--- START ---

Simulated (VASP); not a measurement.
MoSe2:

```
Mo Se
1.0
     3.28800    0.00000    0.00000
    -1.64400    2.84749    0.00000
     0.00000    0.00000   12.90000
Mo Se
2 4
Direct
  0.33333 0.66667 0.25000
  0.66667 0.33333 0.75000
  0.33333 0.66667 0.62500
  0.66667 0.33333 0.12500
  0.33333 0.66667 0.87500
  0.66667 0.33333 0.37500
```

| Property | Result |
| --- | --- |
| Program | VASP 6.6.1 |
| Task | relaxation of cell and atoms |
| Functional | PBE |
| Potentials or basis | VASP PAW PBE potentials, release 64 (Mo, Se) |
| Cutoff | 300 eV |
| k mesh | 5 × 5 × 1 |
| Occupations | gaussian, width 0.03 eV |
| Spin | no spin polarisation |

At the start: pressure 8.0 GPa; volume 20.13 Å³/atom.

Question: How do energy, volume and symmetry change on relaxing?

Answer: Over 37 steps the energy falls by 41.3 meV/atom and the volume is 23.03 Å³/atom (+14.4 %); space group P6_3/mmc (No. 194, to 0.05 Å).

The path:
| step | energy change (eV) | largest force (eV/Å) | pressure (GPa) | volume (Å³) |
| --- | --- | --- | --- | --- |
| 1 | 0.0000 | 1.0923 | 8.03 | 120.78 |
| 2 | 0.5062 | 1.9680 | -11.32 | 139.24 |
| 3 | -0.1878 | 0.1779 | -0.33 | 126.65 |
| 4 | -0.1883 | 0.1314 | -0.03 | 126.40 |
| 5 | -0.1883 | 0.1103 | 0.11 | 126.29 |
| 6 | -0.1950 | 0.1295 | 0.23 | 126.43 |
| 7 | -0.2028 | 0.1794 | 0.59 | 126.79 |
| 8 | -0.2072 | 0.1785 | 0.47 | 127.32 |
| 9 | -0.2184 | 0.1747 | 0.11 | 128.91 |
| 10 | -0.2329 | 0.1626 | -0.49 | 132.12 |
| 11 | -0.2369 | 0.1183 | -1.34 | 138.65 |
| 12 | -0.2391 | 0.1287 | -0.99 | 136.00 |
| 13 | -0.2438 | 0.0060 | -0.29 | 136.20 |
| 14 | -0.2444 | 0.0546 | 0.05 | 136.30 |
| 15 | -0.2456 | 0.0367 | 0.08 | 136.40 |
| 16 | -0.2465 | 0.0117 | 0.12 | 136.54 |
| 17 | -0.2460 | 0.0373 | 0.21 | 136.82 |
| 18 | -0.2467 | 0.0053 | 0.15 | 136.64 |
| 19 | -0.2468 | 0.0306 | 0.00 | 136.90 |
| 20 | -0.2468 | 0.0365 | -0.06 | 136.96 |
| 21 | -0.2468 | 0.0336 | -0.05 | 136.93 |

--- END ---

§ **Required action**
Only the lines above starting at the line that holds "-0.29 | 136.20 |" and ending at the line that holds "-0.06 | 136.96 |" are to be repeated, exactly and in full.

§ **Task response**
| 13 | -0.2438 | 0.0060 | -0.29 | 136.20 |
| 14 | -0.2444 | 0.0546 | 0.05 | 136.30 |
| 15 | -0.2456 | 0.0367 | 0.08 | 136.40 |
| 16 | -0.2465 | 0.0117 | 0.12 | 136.54 |
| 17 | -0.2460 | 0.0373 | 0.21 | 136.82 |
| 18 | -0.2467 | 0.0053 | 0.15 | 136.64 |
| 19 | -0.2468 | 0.0306 | 0.00 | 136.90 |
| 20 | -0.2468 | 0.0365 | -0.06 | 136.96 |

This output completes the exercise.